* _Data under study_:
───

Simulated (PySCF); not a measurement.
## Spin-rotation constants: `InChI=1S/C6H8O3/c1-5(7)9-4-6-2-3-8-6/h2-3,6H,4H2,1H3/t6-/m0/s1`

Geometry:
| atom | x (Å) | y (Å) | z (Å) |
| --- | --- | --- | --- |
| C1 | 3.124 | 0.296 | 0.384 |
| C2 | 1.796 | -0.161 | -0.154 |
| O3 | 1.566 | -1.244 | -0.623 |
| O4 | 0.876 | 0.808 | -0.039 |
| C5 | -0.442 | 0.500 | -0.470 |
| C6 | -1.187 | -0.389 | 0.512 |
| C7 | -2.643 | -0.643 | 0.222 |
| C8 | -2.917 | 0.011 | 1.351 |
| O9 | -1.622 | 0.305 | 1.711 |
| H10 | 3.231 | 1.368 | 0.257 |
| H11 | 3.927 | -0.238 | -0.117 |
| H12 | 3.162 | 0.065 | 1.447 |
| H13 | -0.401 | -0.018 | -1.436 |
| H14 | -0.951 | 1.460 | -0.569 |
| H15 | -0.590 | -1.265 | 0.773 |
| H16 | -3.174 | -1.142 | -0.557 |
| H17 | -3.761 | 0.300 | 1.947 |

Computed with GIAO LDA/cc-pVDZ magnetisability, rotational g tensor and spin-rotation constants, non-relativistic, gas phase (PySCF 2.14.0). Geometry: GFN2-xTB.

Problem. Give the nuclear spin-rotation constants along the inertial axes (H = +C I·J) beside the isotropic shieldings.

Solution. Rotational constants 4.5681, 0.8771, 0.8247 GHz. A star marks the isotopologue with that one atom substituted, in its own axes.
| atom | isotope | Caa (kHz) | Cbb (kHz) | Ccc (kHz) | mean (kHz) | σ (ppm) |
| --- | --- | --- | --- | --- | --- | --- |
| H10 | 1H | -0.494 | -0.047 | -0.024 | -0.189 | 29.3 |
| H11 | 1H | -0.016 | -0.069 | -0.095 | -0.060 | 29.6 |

───

* _Work item_:
Set down, word for word, each line from the top of the records above through the line with "-0.189 | 29.3 |".

* _Exercise solution_:
Simulated (PySCF); not a measurement.
## Spin-rotation constants: `InChI=1S/C6H8O3/c1-5(7)9-4-6-2-3-8-6/h2-3,6H,4H2,1H3/t6-/m0/s1`

Geometry:
| atom | x (Å) | y (Å) | z (Å) |
| --- | --- | --- | --- |
| C1 | 3.124 | 0.296 | 0.384 |
| C2 | 1.796 | -0.161 | -0.154 |
| O3 | 1.566 | -1.244 | -0.623 |
| O4 | 0.876 | 0.808 | -0.039 |
| C5 | -0.442 | 0.500 | -0.470 |
| C6 | -1.187 | -0.389 | 0.512 |
| C7 | -2.643 | -0.643 | 0.222 |
| C8 | -2.917 | 0.011 | 1.351 |
| O9 | -1.622 | 0.305 | 1.711 |
| H10 | 3.231 | 1.368 | 0.257 |
| H11 | 3.927 | -0.238 | -0.117 |
| H12 | 3.162 | 0.065 | 1.447 |
| H13 | -0.401 | -0.018 | -1.436 |
| H14 | -0.951 | 1.460 | -0.569 |
| H15 | -0.590 | -1.265 | 0.773 |
| H16 | -3.174 | -1.142 | -0.557 |
| H17 | -3.761 | 0.300 | 1.947 |

Computed with GIAO LDA/cc-pVDZ magnetisability, rotational g tensor and spin-rotation constants, non-relativistic, gas phase (PySCF 2.14.0). Geometry: GFN2-xTB.

Problem. Give the nuclear spin-rotation constants along the inertial axes (H = +C I·J) beside the isotropic shieldings.

Solution. Rotational constants 4.5681, 0.8771, 0.8247 GHz. A star marks the isotopologue with that one atom substituted, in its own axes.
| atom | isotope | Caa (kHz) | Cbb (kHz) | Ccc (kHz) | mean (kHz) | σ (ppm) |
| --- | --- | --- | --- | --- | --- | --- |
| H10 | 1H | -0.494 | -0.047 | -0.024 | -0.189 | 29.3 |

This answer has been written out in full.